=== Task item ===
Beginning with the first line of the data below, set down each line exactly through the line that contains "Orbital D: σ, occupied".

--- Entries supplied Enclosed Below ---

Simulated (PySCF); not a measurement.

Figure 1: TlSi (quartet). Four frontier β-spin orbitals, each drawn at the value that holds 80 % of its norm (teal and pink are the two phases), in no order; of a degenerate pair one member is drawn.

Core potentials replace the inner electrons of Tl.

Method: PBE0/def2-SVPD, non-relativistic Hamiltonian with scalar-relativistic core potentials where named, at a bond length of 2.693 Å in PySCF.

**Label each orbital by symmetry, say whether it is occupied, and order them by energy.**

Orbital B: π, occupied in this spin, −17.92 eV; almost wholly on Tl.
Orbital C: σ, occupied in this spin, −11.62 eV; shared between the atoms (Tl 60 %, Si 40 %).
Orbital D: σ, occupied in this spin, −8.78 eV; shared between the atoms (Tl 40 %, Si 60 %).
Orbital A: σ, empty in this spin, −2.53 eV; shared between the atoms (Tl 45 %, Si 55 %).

--- End of Enclosed Entries supplied ---

=== Your solution ===
Simulated (PySCF); not a measurement.

Figure 1: TlSi (quartet). Four frontier β-spin orbitals, each drawn at the value that holds 80 % of its norm (teal and pink are the two phases), in no order; of a degenerate pair one member is drawn.

Core potentials replace the inner electrons of Tl.

Method: PBE0/def2-SVPD, non-relativistic Hamiltonian with scalar-relativistic core potentials where named, at a bond length of 2.693 Å in PySCF.

**Label each orbital by symmetry, say whether it is occupied, and order them by energy.**

Orbital B: π, occupied in this spin, −17.92 eV; almost wholly on Tl.
Orbital C: σ, occupied in this spin, −11.62 eV; shared between the atoms (Tl 60 %, Si 40 %).
Orbital D: σ, occupied in this spin, −8.78 eV; shared between the atoms (Tl 40 %, Si 60 %).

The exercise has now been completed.